* Work request: Give the data again exactly, from its opening line through the line in which "## (3) The relaxation (candidate A)" appears.

* Data section:
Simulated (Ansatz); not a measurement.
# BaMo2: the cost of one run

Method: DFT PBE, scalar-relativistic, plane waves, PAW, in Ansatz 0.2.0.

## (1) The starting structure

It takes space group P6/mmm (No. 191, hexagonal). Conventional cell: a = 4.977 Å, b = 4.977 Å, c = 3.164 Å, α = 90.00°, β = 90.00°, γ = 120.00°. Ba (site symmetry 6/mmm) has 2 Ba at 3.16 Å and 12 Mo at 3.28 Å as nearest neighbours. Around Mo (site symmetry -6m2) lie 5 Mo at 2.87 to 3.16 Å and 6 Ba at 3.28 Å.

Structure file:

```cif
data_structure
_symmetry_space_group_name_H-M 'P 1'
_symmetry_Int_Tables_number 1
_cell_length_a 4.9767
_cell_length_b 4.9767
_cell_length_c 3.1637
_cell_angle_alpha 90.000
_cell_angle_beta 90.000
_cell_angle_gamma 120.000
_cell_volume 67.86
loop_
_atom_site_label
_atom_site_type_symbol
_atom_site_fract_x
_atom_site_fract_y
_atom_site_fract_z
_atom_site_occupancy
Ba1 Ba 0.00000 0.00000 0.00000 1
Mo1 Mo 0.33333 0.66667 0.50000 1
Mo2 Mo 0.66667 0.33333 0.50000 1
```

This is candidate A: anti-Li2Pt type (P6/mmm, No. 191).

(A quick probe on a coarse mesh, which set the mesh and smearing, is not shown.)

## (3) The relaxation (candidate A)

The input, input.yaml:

* Reply:
Simulated (Ansatz); not a measurement.
# BaMo2: the cost of one run

Method: DFT PBE, scalar-relativistic, plane waves, PAW, in Ansatz 0.2.0.

## (1) The starting structure

It takes space group P6/mmm (No. 191, hexagonal). Conventional cell: a = 4.977 Å, b = 4.977 Å, c = 3.164 Å, α = 90.00°, β = 90.00°, γ = 120.00°. Ba (site symmetry 6/mmm) has 2 Ba at 3.16 Å and 12 Mo at 3.28 Å as nearest neighbours. Around Mo (site symmetry -6m2) lie 5 Mo at 2.87 to 3.16 Å and 6 Ba at 3.28 Å.

Structure file:

```cif
data_structure
_symmetry_space_group_name_H-M 'P 1'
_symmetry_Int_Tables_number 1
_cell_length_a 4.9767
_cell_length_b 4.9767
_cell_length_c 3.1637
_cell_angle_alpha 90.000
_cell_angle_beta 90.000
_cell_angle_gamma 120.000
_cell_volume 67.86
loop_
_atom_site_label
_atom_site_type_symbol
_atom_site_fract_x
_atom_site_fract_y
_atom_site_fract_z
_atom_site_occupancy
Ba1 Ba 0.00000 0.00000 0.00000 1
Mo1 Mo 0.33333 0.66667 0.50000 1
Mo2 Mo 0.66667 0.33333 0.50000 1
```

This is candidate A: anti-Li2Pt type (P6/mmm, No. 191).

(A quick probe on a coarse mesh, which set the mesh and smearing, is not shown.)

## (3) The relaxation (candidate A)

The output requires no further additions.